****

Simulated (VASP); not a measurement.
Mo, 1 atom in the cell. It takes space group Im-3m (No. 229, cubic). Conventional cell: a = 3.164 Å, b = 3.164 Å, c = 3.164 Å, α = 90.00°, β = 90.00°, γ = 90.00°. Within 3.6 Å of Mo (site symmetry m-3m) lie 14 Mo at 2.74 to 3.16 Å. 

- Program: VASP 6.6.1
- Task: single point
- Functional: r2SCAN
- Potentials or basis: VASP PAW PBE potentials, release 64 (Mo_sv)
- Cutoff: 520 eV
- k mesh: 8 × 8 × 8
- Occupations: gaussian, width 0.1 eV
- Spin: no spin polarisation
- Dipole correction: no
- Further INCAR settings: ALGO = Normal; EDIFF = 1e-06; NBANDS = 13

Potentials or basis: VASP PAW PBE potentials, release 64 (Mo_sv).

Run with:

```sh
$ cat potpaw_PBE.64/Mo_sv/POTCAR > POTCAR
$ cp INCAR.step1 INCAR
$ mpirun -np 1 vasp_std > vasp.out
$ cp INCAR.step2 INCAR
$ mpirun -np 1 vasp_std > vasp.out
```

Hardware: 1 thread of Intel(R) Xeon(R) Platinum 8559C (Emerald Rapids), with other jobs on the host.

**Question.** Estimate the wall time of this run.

****

BRIEF: Starting with the first line, give back the whole listing exactly.

RESULT:
Simulated (VASP); not a measurement.
Mo, 1 atom in the cell. It takes space group Im-3m (No. 229, cubic). Conventional cell: a = 3.164 Å, b = 3.164 Å, c = 3.164 Å, α = 90.00°, β = 90.00°, γ = 90.00°. Within 3.6 Å of Mo (site symmetry m-3m) lie 14 Mo at 2.74 to 3.16 Å. 

- Program: VASP 6.6.1
- Task: single point
- Functional: r2SCAN
- Potentials or basis: VASP PAW PBE potentials, release 64 (Mo_sv)
- Cutoff: 520 eV
- k mesh: 8 × 8 × 8
- Occupations: gaussian, width 0.1 eV
- Spin: no spin polarisation
- Dipole correction: no
- Further INCAR settings: ALGO = Normal; EDIFF = 1e-06; NBANDS = 13

Potentials or basis: VASP PAW PBE potentials, release 64 (Mo_sv).

Run with:

```sh
$ cat potpaw_PBE.64/Mo_sv/POTCAR > POTCAR
$ cp INCAR.step1 INCAR
$ mpirun -np 1 vasp_std > vasp.out
$ cp INCAR.step2 INCAR
$ mpirun -np 1 vasp_std > vasp.out
```

Hardware: 1 thread of Intel(R) Xeon(R) Platinum 8559C (Emerald Rapids), with other jobs on the host.

**Question.** Estimate the wall time of this run.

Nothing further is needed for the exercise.